§
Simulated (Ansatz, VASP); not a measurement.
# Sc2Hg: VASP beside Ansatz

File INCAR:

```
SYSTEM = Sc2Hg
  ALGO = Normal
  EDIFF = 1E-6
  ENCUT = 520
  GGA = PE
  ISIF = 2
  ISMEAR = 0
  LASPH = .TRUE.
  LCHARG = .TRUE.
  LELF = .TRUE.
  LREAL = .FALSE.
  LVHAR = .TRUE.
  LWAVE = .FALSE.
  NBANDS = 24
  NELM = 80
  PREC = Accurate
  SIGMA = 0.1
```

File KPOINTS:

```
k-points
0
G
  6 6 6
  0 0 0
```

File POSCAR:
§

> WORK TASK:
Output the listing above without altering a single character.

> WRITTEN ANSWER:
Simulated (Ansatz, VASP); not a measurement.
# Sc2Hg: VASP beside Ansatz

File INCAR:

```
SYSTEM = Sc2Hg
  ALGO = Normal
  EDIFF = 1E-6
  ENCUT = 520
  GGA = PE
  ISIF = 2
  ISMEAR = 0
  LASPH = .TRUE.
  LCHARG = .TRUE.
  LELF = .TRUE.
  LREAL = .FALSE.
  LVHAR = .TRUE.
  LWAVE = .FALSE.
  NBANDS = 24
  NELM = 80
  PREC = Accurate
  SIGMA = 0.1
```

File KPOINTS:

```
k-points
0
G
  6 6 6
  0 0 0
```

File POSCAR:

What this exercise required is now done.